========

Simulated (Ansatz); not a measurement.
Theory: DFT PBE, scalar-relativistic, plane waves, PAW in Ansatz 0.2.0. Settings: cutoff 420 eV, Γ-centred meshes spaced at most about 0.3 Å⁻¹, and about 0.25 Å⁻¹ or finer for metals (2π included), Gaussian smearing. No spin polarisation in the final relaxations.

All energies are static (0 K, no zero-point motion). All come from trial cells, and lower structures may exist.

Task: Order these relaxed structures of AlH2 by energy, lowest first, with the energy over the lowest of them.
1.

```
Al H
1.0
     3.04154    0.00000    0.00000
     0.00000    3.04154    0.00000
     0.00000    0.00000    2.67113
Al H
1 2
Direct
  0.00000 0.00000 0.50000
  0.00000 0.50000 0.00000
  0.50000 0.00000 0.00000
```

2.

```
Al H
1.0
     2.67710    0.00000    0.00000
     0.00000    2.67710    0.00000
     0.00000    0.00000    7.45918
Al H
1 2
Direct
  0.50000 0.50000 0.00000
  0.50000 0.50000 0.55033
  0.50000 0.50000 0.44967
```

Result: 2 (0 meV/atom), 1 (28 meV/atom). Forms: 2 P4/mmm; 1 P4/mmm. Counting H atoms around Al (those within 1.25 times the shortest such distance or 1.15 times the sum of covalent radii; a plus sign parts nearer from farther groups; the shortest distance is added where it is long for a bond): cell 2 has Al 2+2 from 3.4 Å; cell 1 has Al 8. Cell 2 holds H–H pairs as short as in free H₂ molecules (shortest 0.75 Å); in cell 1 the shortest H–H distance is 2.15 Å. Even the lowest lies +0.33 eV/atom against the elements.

========

From the opening line of the data above through the line that contains "All energies are", please print each line as it stands and only those lines.

Simulated (Ansatz); not a measurement.
Theory: DFT PBE, scalar-relativistic, plane waves, PAW in Ansatz 0.2.0. Settings: cutoff 420 eV, Γ-centred meshes spaced at most about 0.3 Å⁻¹, and about 0.25 Å⁻¹ or finer for metals (2π included), Gaussian smearing. No spin polarisation in the final relaxations.

All energies are static (0 K, no zero-point motion). All come from trial cells, and lower structures may exist.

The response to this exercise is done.